> Action item
Please return the material exactly; leave no entry out.

+++++

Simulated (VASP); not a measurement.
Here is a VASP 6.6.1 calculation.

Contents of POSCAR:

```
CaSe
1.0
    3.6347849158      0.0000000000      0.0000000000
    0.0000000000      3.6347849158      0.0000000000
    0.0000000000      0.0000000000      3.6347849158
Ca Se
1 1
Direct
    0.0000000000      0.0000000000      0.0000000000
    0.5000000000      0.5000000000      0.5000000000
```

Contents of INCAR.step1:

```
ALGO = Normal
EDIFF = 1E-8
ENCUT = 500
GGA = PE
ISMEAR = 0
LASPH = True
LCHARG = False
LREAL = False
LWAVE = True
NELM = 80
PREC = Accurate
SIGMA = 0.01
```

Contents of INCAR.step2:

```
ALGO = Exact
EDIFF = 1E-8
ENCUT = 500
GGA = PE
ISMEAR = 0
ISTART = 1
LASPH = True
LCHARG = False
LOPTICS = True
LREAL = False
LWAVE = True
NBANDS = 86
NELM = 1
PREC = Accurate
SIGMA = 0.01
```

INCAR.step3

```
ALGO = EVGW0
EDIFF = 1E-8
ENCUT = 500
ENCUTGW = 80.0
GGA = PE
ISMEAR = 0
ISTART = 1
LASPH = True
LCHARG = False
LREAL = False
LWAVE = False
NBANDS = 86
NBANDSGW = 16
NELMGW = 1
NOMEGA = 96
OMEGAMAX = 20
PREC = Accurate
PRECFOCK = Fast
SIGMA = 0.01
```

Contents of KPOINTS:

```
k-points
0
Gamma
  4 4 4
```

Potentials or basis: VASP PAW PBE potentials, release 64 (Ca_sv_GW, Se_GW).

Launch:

+++++

> Task output
Simulated (VASP); not a measurement.
Here is a VASP 6.6.1 calculation.

Contents of POSCAR:

```
CaSe
1.0
    3.6347849158      0.0000000000      0.0000000000
    0.0000000000      3.6347849158      0.0000000000
    0.0000000000      0.0000000000      3.6347849158
Ca Se
1 1
Direct
    0.0000000000      0.0000000000      0.0000000000
    0.5000000000      0.5000000000      0.5000000000
```

Contents of INCAR.step1:

```
ALGO = Normal
EDIFF = 1E-8
ENCUT = 500
GGA = PE
ISMEAR = 0
LASPH = True
LCHARG = False
LREAL = False
LWAVE = True
NELM = 80
PREC = Accurate
SIGMA = 0.01
```

Contents of INCAR.step2:

```
ALGO = Exact
EDIFF = 1E-8
ENCUT = 500
GGA = PE
ISMEAR = 0
ISTART = 1
LASPH = True
LCHARG = False
LOPTICS = True
LREAL = False
LWAVE = True
NBANDS = 86
NELM = 1
PREC = Accurate
SIGMA = 0.01
```

INCAR.step3

```
ALGO = EVGW0
EDIFF = 1E-8
ENCUT = 500
ENCUTGW = 80.0
GGA = PE
ISMEAR = 0
ISTART = 1
LASPH = True
LCHARG = False
LREAL = False
LWAVE = False
NBANDS = 86
NBANDSGW = 16
NELMGW = 1
NOMEGA = 96
OMEGAMAX = 20
PREC = Accurate
PRECFOCK = Fast
SIGMA = 0.01
```

Contents of KPOINTS:

```
k-points
0
Gamma
  4 4 4
```

Potentials or basis: VASP PAW PBE potentials, release 64 (Ca_sv_GW, Se_GW).

Launch:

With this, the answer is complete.